- **Activity**: Copy out all of the data that follows, exactly as it appears.

- **Extracted entries**:
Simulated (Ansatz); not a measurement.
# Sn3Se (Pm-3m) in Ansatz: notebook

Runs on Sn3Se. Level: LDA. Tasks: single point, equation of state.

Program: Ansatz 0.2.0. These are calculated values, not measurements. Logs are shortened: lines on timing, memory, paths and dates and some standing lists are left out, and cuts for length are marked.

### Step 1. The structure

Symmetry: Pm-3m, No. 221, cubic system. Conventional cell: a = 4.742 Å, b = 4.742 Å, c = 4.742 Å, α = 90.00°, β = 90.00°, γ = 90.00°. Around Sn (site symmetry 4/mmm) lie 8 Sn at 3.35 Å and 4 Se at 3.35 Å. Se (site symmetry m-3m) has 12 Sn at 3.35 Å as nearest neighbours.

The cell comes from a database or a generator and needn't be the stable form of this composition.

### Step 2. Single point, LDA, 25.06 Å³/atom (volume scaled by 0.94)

- **Problem solution**:
Simulated (Ansatz); not a measurement.
# Sn3Se (Pm-3m) in Ansatz: notebook

Runs on Sn3Se. Level: LDA. Tasks: single point, equation of state.

Program: Ansatz 0.2.0. These are calculated values, not measurements. Logs are shortened: lines on timing, memory, paths and dates and some standing lists are left out, and cuts for length are marked.

### Step 1. The structure

Symmetry: Pm-3m, No. 221, cubic system. Conventional cell: a = 4.742 Å, b = 4.742 Å, c = 4.742 Å, α = 90.00°, β = 90.00°, γ = 90.00°. Around Sn (site symmetry 4/mmm) lie 8 Sn at 3.35 Å and 4 Se at 3.35 Å. Se (site symmetry m-3m) has 12 Sn at 3.35 Å as nearest neighbours.

The cell comes from a database or a generator and needn't be the stable form of this composition.

### Step 2. Single point, LDA, 25.06 Å³/atom (volume scaled by 0.94)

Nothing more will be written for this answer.